◆ ◆ ◆ ◆ ◆

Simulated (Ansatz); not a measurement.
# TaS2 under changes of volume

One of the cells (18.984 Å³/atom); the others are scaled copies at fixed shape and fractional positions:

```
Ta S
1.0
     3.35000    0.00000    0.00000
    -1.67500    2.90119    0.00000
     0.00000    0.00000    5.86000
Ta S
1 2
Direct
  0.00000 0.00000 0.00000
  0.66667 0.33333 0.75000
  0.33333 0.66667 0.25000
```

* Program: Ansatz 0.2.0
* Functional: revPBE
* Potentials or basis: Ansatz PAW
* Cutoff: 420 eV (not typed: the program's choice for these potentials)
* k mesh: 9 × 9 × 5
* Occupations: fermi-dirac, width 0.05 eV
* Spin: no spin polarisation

◆ ◆ ◆ ◆ ◆

WORK ORDER →
Would you reproduce the full listing shown above, word for word?

ANSWER BOX →
Simulated (Ansatz); not a measurement.
# TaS2 under changes of volume

One of the cells (18.984 Å³/atom); the others are scaled copies at fixed shape and fractional positions:

```
Ta S
1.0
     3.35000    0.00000    0.00000
    -1.67500    2.90119    0.00000
     0.00000    0.00000    5.86000
Ta S
1 2
Direct
  0.00000 0.00000 0.00000
  0.66667 0.33333 0.75000
  0.33333 0.66667 0.25000
```

* Program: Ansatz 0.2.0
* Functional: revPBE
* Potentials or basis: Ansatz PAW
* Cutoff: 420 eV (not typed: the program's choice for these potentials)
* k mesh: 9 × 9 × 5
* Occupations: fermi-dirac, width 0.05 eV
* Spin: no spin polarisation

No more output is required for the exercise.